※
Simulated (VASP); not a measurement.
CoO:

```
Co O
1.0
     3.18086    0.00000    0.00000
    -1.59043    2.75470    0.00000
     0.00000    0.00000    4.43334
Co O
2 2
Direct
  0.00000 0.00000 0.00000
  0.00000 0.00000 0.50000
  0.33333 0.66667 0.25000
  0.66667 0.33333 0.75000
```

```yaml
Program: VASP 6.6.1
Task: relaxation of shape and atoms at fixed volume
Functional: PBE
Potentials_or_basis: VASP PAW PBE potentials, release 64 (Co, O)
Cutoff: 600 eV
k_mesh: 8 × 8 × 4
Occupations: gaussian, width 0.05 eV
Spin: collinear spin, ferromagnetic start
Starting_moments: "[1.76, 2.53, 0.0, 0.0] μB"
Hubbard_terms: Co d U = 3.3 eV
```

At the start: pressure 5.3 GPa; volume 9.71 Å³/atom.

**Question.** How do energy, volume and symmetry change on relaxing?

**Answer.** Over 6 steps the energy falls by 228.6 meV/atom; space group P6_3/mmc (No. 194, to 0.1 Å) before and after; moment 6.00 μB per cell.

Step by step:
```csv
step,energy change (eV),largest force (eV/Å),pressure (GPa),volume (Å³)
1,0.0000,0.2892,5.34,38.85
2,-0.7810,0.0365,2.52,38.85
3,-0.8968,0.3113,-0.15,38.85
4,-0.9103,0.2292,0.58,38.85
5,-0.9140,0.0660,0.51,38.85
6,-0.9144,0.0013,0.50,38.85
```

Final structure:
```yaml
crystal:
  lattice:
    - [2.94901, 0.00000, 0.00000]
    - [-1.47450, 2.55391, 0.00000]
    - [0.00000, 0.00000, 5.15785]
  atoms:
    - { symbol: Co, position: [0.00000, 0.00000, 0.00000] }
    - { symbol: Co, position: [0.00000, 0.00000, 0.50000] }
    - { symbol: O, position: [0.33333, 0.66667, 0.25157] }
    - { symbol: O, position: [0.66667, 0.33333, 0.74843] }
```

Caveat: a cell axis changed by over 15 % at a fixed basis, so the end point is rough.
※

== Required action ==
The line with "At the start: pressure" is the last to include; transcribe exactly every line from the top of the material above down to it.

== Task response ==
Simulated (VASP); not a measurement.
CoO:

```
Co O
1.0
     3.18086    0.00000    0.00000
    -1.59043    2.75470    0.00000
     0.00000    0.00000    4.43334
Co O
2 2
Direct
  0.00000 0.00000 0.00000
  0.00000 0.00000 0.50000
  0.33333 0.66667 0.25000
  0.66667 0.33333 0.75000
```

```yaml
Program: VASP 6.6.1
Task: relaxation of shape and atoms at fixed volume
Functional: PBE
Potentials_or_basis: VASP PAW PBE potentials, release 64 (Co, O)
Cutoff: 600 eV
k_mesh: 8 × 8 × 4
Occupations: gaussian, width 0.05 eV
Spin: collinear spin, ferromagnetic start
Starting_moments: "[1.76, 2.53, 0.0, 0.0] μB"
Hubbard_terms: Co d U = 3.3 eV
```

At the start: pressure 5.3 GPa; volume 9.71 Å³/atom.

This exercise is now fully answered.